Work request —
Verbatim transcription of the listing is needed.

[[ Information, beginning ]]

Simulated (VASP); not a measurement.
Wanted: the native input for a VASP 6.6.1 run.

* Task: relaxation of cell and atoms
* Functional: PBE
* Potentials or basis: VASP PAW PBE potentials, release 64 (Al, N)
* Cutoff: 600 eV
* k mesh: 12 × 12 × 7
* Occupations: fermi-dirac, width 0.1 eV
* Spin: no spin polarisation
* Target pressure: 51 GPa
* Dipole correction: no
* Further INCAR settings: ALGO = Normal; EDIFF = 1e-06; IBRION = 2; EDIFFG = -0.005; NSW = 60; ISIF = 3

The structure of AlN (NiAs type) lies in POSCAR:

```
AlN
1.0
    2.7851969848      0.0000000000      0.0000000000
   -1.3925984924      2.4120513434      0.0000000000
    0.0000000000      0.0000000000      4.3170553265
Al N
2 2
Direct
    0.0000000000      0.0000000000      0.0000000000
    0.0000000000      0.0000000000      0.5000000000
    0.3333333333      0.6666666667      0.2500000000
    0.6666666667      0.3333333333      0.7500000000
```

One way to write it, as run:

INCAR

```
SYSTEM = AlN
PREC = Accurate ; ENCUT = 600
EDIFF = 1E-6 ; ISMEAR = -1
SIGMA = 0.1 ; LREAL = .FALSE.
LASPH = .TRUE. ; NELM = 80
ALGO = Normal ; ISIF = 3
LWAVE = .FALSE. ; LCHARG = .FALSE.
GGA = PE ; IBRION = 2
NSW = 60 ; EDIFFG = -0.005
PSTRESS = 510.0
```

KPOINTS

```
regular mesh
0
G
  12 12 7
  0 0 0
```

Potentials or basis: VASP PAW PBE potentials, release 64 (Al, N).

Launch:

[[ Information, end ]]

Response —
Simulated (VASP); not a measurement.
Wanted: the native input for a VASP 6.6.1 run.

* Task: relaxation of cell and atoms
* Functional: PBE
* Potentials or basis: VASP PAW PBE potentials, release 64 (Al, N)
* Cutoff: 600 eV
* k mesh: 12 × 12 × 7
* Occupations: fermi-dirac, width 0.1 eV
* Spin: no spin polarisation
* Target pressure: 51 GPa
* Dipole correction: no
* Further INCAR settings: ALGO = Normal; EDIFF = 1e-06; IBRION = 2; EDIFFG = -0.005; NSW = 60; ISIF = 3

The structure of AlN (NiAs type) lies in POSCAR:

```
AlN
1.0
    2.7851969848      0.0000000000      0.0000000000
   -1.3925984924      2.4120513434      0.0000000000
    0.0000000000      0.0000000000      4.3170553265
Al N
2 2
Direct
    0.0000000000      0.0000000000      0.0000000000
    0.0000000000      0.0000000000      0.5000000000
    0.3333333333      0.6666666667      0.2500000000
    0.6666666667      0.3333333333      0.7500000000
```

One way to write it, as run:

INCAR

```
SYSTEM = AlN
PREC = Accurate ; ENCUT = 600
EDIFF = 1E-6 ; ISMEAR = -1
SIGMA = 0.1 ; LREAL = .FALSE.
LASPH = .TRUE. ; NELM = 80
ALGO = Normal ; ISIF = 3
LWAVE = .FALSE. ; LCHARG = .FALSE.
GGA = PE ; IBRION = 2
NSW = 60 ; EDIFFG = -0.005
PSTRESS = 510.0
```

KPOINTS

```
regular mesh
0
G
  12 12 7
  0 0 0
```

Potentials or basis: VASP PAW PBE potentials, release 64 (Al, N).

Launch:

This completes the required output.